**WORK REQUEST**.
Take the entries that follow and return exactly the lines from the one holding "The plot gives" through the one holding "Cell as given: a", both included. Nothing else is needed.

**INPUT DATA**.
========================================================================
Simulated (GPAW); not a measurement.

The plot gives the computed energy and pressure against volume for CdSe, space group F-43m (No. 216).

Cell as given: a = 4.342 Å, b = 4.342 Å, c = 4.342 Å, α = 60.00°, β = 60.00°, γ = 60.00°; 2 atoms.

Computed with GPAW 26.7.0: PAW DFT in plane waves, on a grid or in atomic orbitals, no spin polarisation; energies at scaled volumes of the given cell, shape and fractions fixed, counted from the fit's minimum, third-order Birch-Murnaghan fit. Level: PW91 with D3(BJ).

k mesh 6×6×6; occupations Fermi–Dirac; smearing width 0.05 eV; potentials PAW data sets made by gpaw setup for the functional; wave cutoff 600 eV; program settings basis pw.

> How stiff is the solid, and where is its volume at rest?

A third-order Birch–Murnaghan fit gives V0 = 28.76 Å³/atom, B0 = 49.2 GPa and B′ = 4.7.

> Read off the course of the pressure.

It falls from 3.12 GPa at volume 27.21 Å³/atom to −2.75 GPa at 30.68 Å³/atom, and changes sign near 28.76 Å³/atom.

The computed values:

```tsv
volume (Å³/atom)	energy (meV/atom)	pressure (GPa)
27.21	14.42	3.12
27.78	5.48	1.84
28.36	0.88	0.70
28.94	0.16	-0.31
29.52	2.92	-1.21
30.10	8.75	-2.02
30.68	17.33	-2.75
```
========================================================================

**PROBLEM SOLUTION**.
The plot gives the computed energy and pressure against volume for CdSe, space group F-43m (No. 216).

Cell as given: a = 4.342 Å, b = 4.342 Å, c = 4.342 Å, α = 60.00°, β = 60.00°, γ = 60.00°; 2 atoms.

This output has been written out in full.